:: Work instruction ::
Output the listing below verbatim, from its first line to its last.

:: Information supplied ::
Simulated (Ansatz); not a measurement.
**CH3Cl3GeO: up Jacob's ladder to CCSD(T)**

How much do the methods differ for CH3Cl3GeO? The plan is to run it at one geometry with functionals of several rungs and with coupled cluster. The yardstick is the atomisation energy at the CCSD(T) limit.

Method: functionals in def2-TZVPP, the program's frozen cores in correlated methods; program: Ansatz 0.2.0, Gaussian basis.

:: Answer space ::
Simulated (Ansatz); not a measurement.
**CH3Cl3GeO: up Jacob's ladder to CCSD(T)**

How much do the methods differ for CH3Cl3GeO? The plan is to run it at one geometry with functionals of several rungs and with coupled cluster. The yardstick is the atomisation energy at the CCSD(T) limit.

Method: functionals in def2-TZVPP, the program's frozen cores in correlated methods; program: Ansatz 0.2.0, Gaussian basis.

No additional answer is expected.